Work request
Exact copies of the records below are required.

START Data listing

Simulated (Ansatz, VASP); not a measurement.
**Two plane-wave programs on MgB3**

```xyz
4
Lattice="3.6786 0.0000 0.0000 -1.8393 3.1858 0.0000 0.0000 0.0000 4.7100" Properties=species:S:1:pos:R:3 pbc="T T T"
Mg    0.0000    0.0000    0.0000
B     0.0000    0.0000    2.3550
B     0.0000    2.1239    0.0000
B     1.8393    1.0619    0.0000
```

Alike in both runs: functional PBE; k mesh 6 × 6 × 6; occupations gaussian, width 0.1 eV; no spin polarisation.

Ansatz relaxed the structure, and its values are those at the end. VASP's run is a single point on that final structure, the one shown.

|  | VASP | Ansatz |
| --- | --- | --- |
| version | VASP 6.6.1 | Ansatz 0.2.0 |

END Data listing

Written solution
Simulated (Ansatz, VASP); not a measurement.
**Two plane-wave programs on MgB3**

```xyz
4
Lattice="3.6786 0.0000 0.0000 -1.8393 3.1858 0.0000 0.0000 0.0000 4.7100" Properties=species:S:1:pos:R:3 pbc="T T T"
Mg    0.0000    0.0000    0.0000
B     0.0000    0.0000    2.3550
B     0.0000    2.1239    0.0000
B     1.8393    1.0619    0.0000
```

Alike in both runs: functional PBE; k mesh 6 × 6 × 6; occupations gaussian, width 0.1 eV; no spin polarisation.

Ansatz relaxed the structure, and its values are those at the end. VASP's run is a single point on that final structure, the one shown.

|  | VASP | Ansatz |
| --- | --- | --- |
| version | VASP 6.6.1 | Ansatz 0.2.0 |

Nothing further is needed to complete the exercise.